> _Dataset_
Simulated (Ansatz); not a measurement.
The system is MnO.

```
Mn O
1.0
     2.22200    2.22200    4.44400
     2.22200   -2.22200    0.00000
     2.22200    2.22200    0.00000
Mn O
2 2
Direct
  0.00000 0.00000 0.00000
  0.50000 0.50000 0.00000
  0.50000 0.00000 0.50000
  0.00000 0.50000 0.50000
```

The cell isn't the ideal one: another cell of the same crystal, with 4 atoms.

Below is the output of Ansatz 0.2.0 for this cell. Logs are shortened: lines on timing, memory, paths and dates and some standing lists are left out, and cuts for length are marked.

> _Assigned task_
All of the data above should be reproduced verbatim.

> _Answer box_
Simulated (Ansatz); not a measurement.
The system is MnO.

```
Mn O
1.0
     2.22200    2.22200    4.44400
     2.22200   -2.22200    0.00000
     2.22200    2.22200    0.00000
Mn O
2 2
Direct
  0.00000 0.00000 0.00000
  0.50000 0.50000 0.00000
  0.50000 0.00000 0.50000
  0.00000 0.50000 0.50000
```

The cell isn't the ideal one: another cell of the same crystal, with 4 atoms.

Below is the output of Ansatz 0.2.0 for this cell. Logs are shortened: lines on timing, memory, paths and dates and some standing lists are left out, and cuts for length are marked.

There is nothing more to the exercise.